Treat the line containing "Dispersion adds attraction, which" as the last one, and return every line exactly from the first line of the material below up to it.

Records shown section start

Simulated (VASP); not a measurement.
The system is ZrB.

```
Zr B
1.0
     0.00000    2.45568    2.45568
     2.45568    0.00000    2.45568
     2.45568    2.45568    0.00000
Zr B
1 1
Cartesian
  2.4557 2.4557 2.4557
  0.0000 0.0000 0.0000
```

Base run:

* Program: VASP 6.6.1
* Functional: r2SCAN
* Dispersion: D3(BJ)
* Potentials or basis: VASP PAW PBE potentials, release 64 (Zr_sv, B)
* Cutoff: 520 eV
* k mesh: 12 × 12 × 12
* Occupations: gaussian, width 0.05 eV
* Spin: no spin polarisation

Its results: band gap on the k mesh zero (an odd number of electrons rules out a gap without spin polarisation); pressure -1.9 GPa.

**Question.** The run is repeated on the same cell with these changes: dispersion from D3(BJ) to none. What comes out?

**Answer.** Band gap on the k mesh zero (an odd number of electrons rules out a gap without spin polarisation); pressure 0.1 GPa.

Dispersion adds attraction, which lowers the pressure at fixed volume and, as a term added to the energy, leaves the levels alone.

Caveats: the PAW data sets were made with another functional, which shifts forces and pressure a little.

Records shown section end

• Task solution
Simulated (VASP); not a measurement.
The system is ZrB.

```
Zr B
1.0
     0.00000    2.45568    2.45568
     2.45568    0.00000    2.45568
     2.45568    2.45568    0.00000
Zr B
1 1
Cartesian
  2.4557 2.4557 2.4557
  0.0000 0.0000 0.0000
```

Base run:

* Program: VASP 6.6.1
* Functional: r2SCAN
* Dispersion: D3(BJ)
* Potentials or basis: VASP PAW PBE potentials, release 64 (Zr_sv, B)
* Cutoff: 520 eV
* k mesh: 12 × 12 × 12
* Occupations: gaussian, width 0.05 eV
* Spin: no spin polarisation

Its results: band gap on the k mesh zero (an odd number of electrons rules out a gap without spin polarisation); pressure -1.9 GPa.

**Question.** The run is repeated on the same cell with these changes: dispersion from D3(BJ) to none. What comes out?

**Answer.** Band gap on the k mesh zero (an odd number of electrons rules out a gap without spin polarisation); pressure 0.1 GPa.

Dispersion adds attraction, which lowers the pressure at fixed volume and, as a term added to the energy, leaves the levels alone.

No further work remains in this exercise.